(EXCERPTED RECORDS)

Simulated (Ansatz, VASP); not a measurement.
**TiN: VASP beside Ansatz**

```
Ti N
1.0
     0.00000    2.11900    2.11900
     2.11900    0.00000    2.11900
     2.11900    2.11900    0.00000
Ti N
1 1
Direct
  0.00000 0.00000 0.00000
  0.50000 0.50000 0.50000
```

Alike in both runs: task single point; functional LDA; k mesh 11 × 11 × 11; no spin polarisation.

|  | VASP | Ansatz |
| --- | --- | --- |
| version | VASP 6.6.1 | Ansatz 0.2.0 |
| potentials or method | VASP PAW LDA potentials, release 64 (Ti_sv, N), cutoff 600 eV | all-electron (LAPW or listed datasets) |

(End EXCERPTED RECORDS)

▶ **WORK INSTRUCTION**
Give back each entry so that it matches the original word for word.

▶ **YOUR RESPONSE**
Simulated (Ansatz, VASP); not a measurement.
**TiN: VASP beside Ansatz**

```
Ti N
1.0
     0.00000    2.11900    2.11900
     2.11900    0.00000    2.11900
     2.11900    2.11900    0.00000
Ti N
1 1
Direct
  0.00000 0.00000 0.00000
  0.50000 0.50000 0.50000
```

Alike in both runs: task single point; functional LDA; k mesh 11 × 11 × 11; no spin polarisation.

|  | VASP | Ansatz |
| --- | --- | --- |
| version | VASP 6.6.1 | Ansatz 0.2.0 |
| potentials or method | VASP PAW LDA potentials, release 64 (Ti_sv, N), cutoff 600 eV | all-electron (LAPW or listed datasets) |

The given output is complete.